Take the data that follows and retype it word for word.

⟨

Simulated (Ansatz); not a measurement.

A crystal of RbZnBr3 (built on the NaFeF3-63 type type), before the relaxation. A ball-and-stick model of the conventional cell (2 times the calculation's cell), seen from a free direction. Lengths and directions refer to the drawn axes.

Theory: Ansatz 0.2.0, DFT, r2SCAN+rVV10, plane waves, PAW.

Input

⟩

EXERCISE ANSWER —
Simulated (Ansatz); not a measurement.

A crystal of RbZnBr3 (built on the NaFeF3-63 type type), before the relaxation. A ball-and-stick model of the conventional cell (2 times the calculation's cell), seen from a free direction. Lengths and directions refer to the drawn axes.

Theory: Ansatz 0.2.0, DFT, r2SCAN+rVV10, plane waves, PAW.

Input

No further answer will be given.